----- Data supplied -----

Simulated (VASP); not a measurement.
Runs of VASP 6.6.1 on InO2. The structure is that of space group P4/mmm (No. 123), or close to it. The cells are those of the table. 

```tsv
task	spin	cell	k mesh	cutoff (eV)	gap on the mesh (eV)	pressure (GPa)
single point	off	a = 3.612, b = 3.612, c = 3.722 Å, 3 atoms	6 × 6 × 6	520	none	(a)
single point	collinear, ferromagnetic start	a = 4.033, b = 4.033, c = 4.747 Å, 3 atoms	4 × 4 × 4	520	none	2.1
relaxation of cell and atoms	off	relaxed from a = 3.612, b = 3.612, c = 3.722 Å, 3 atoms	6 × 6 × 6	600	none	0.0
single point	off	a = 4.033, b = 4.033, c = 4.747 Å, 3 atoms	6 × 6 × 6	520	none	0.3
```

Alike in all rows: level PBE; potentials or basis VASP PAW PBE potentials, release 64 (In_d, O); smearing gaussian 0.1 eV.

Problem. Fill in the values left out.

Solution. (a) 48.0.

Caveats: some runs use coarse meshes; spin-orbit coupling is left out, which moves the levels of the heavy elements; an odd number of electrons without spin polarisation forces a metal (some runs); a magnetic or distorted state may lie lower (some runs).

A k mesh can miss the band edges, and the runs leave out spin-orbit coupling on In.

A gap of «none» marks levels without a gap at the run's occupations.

-----

— Work request —
What you return should be exactly the lines above, starting at the one with "Solution. (a) 48.0." and ending at the one with "A k mesh can", and nothing else.

— Written response —
Solution. (a) 48.0.

Caveats: some runs use coarse meshes; spin-orbit coupling is left out, which moves the levels of the heavy elements; an odd number of electrons without spin polarisation forces a metal (some runs); a magnetic or distorted state may lie lower (some runs).

A k mesh can miss the band edges, and the runs leave out spin-orbit coupling on In.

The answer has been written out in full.